Please copy the entries below word for word.

━━━━━ Provided data ━━━━━

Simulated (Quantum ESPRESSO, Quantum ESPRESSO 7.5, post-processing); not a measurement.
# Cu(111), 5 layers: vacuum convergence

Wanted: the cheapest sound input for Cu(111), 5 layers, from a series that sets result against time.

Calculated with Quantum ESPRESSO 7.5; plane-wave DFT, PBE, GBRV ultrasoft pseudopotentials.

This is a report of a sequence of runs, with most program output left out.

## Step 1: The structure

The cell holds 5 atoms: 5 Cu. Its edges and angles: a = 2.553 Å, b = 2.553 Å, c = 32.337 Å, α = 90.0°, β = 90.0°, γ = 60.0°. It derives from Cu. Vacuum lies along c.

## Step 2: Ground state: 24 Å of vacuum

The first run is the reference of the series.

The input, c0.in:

━━━━━

> _Written answer_
Simulated (Quantum ESPRESSO, Quantum ESPRESSO 7.5, post-processing); not a measurement.
# Cu(111), 5 layers: vacuum convergence

Wanted: the cheapest sound input for Cu(111), 5 layers, from a series that sets result against time.

Calculated with Quantum ESPRESSO 7.5; plane-wave DFT, PBE, GBRV ultrasoft pseudopotentials.

This is a report of a sequence of runs, with most program output left out.

## Step 1: The structure

The cell holds 5 atoms: 5 Cu. Its edges and angles: a = 2.553 Å, b = 2.553 Å, c = 32.337 Å, α = 90.0°, β = 90.0°, γ = 60.0°. It derives from Cu. Vacuum lies along c.

## Step 2: Ground state: 24 Å of vacuum

The first run is the reference of the series.

The input, c0.in:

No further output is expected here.